§ **The data**
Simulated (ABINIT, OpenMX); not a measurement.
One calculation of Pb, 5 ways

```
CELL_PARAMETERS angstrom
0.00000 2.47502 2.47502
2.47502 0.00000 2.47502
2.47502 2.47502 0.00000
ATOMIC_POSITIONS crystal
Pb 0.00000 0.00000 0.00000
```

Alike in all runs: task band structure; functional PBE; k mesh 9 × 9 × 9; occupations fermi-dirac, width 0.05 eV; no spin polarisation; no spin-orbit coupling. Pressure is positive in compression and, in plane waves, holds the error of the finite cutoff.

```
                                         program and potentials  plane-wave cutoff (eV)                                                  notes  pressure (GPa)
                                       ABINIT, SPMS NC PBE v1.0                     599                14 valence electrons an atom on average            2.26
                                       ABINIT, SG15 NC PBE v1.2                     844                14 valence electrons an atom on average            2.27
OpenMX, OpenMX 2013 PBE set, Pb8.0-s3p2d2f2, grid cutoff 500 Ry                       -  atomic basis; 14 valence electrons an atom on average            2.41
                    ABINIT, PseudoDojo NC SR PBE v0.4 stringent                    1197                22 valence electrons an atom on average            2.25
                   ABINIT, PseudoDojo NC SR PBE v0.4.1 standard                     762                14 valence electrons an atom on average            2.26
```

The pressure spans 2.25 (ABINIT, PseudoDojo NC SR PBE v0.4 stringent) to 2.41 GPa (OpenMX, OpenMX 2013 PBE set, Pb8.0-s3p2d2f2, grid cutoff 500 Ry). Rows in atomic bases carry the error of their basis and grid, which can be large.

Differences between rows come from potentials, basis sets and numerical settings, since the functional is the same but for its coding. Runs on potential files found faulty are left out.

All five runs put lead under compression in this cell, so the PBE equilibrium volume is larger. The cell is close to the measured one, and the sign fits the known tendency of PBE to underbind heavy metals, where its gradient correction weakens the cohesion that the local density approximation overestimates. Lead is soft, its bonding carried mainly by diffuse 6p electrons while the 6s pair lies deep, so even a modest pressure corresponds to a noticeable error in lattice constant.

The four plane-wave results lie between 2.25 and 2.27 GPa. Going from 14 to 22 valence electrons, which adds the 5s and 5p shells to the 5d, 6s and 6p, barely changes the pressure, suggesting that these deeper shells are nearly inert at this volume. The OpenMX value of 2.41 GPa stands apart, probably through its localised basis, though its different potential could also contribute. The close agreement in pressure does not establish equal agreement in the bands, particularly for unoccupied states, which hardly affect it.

§ **Assigned task**
Your reply is to repeat, unchanged, the lines above running from the one with "The pressure spans" up to and including the one with "Differences between rows".

§ **Written reply**
The pressure spans 2.25 (ABINIT, PseudoDojo NC SR PBE v0.4 stringent) to 2.41 GPa (OpenMX, OpenMX 2013 PBE set, Pb8.0-s3p2d2f2, grid cutoff 500 Ry). Rows in atomic bases carry the error of their basis and grid, which can be large.

Differences between rows come from potentials, basis sets and numerical settings, since the functional is the same but for its coding. Runs on potential files found faulty are left out.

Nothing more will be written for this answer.